§ **Dataset excerpts**:
--- START ---

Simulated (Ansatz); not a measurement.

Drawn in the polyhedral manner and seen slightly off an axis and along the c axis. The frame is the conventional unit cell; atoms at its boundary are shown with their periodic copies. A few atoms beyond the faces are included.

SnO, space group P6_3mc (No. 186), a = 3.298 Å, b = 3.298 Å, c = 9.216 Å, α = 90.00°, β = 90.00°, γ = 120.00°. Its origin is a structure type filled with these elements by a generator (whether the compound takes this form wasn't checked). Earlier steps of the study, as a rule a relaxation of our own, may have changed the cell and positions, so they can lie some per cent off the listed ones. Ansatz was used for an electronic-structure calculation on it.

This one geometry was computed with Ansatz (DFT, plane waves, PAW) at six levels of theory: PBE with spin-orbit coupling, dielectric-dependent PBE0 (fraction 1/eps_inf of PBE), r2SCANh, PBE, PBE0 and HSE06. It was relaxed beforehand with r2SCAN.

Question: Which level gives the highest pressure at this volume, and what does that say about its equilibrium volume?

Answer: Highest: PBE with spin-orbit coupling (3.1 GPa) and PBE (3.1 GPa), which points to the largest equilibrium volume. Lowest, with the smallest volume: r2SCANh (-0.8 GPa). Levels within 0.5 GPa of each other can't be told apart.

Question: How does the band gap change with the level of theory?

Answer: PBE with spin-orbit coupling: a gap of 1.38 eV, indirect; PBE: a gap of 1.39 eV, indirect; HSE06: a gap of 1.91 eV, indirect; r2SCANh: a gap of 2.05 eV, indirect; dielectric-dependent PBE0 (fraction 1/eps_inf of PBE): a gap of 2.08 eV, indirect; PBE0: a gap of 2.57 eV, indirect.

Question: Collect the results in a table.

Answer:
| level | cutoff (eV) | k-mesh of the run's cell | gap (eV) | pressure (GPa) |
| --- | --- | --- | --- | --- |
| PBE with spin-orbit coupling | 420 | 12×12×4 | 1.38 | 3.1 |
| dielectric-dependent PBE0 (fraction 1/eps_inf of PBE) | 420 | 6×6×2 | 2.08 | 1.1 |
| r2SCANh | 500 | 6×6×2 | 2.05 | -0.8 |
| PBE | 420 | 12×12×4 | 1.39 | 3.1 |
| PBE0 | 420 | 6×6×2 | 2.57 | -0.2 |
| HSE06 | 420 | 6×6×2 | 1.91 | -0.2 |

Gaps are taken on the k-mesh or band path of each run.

--- END ---

§ **Required action**: For this task, write out exactly the lines of the entries above, starting at the line with "2.05 | -0.8 |" and ending at the line with "1.91 | -0.2 |", both included, and no others.

§ **Answer section**:
| r2SCANh | 500 | 6×6×2 | 2.05 | -0.8 |
| PBE | 420 | 12×12×4 | 1.39 | 3.1 |
| PBE0 | 420 | 6×6×2 | 2.57 | -0.2 |
| HSE06 | 420 | 6×6×2 | 1.91 | -0.2 |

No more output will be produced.